# Information shown:
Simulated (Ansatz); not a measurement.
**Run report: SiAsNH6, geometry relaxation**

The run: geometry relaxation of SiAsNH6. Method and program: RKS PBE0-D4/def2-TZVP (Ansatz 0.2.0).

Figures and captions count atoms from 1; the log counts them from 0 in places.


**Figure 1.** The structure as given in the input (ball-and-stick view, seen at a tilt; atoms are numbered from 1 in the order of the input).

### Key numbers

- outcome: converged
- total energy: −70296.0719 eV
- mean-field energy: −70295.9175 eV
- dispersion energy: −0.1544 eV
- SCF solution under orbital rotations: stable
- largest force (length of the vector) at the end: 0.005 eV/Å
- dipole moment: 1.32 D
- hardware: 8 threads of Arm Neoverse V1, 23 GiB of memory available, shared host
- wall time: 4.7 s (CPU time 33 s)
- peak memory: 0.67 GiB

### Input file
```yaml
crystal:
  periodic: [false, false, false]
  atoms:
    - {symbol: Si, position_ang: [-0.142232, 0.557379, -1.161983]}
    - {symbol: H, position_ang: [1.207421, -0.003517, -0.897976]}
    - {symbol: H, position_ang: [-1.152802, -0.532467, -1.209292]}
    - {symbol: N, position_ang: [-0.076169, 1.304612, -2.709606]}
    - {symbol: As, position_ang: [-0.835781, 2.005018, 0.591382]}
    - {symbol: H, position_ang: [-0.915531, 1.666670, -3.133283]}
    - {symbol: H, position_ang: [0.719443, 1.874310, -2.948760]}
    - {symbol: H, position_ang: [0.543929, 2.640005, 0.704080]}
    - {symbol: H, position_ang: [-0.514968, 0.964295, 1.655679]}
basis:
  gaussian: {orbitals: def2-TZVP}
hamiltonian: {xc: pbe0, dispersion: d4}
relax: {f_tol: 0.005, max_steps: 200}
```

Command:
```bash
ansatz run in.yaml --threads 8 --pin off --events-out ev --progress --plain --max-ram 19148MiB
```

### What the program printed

# Assigned task:
After locating the line with "The run: geometry" above, return that line and every later line through the one with "- total energy: −70296.0719 eV", word for word and with nothing else.

# Response:
The run: geometry relaxation of SiAsNH6. Method and program: RKS PBE0-D4/def2-TZVP (Ansatz 0.2.0).

Figures and captions count atoms from 1; the log counts them from 0 in places.


**Figure 1.** The structure as given in the input (ball-and-stick view, seen at a tilt; atoms are numbered from 1 in the order of the input).

### Key numbers

- outcome: converged
- total energy: −70296.0719 eV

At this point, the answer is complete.